## Exercise
Include in the output exactly the lines from the opening of the data through the line containing "Method: GIAO CAM-B3LYP/pcSseg-1", and nothing more.

## Source information
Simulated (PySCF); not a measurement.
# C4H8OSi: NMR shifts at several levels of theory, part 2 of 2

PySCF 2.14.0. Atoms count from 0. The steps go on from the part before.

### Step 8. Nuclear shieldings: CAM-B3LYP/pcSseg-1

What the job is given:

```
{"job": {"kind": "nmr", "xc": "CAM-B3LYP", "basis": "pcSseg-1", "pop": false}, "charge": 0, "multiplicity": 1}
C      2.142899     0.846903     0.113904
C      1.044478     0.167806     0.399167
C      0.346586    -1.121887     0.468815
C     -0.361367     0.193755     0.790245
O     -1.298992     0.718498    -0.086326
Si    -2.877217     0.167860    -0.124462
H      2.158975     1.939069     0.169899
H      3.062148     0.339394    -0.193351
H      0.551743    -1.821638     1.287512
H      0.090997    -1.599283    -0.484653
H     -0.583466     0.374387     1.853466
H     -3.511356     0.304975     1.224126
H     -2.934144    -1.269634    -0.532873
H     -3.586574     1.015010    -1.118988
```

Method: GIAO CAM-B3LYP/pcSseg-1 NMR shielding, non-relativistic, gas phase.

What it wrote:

## Your solution
Simulated (PySCF); not a measurement.
# C4H8OSi: NMR shifts at several levels of theory, part 2 of 2

PySCF 2.14.0. Atoms count from 0. The steps go on from the part before.

### Step 8. Nuclear shieldings: CAM-B3LYP/pcSseg-1

What the job is given:

```
{"job": {"kind": "nmr", "xc": "CAM-B3LYP", "basis": "pcSseg-1", "pop": false}, "charge": 0, "multiplicity": 1}
C      2.142899     0.846903     0.113904
C      1.044478     0.167806     0.399167
C      0.346586    -1.121887     0.468815
C     -0.361367     0.193755     0.790245
O     -1.298992     0.718498    -0.086326
Si    -2.877217     0.167860    -0.124462
H      2.158975     1.939069     0.169899
H      3.062148     0.339394    -0.193351
H      0.551743    -1.821638     1.287512
H      0.090997    -1.599283    -0.484653
H     -0.583466     0.374387     1.853466
H     -3.511356     0.304975     1.224126
H     -2.934144    -1.269634    -0.532873
H     -3.586574     1.015010    -1.118988
```

Method: GIAO CAM-B3LYP/pcSseg-1 NMR shielding, non-relativistic, gas phase.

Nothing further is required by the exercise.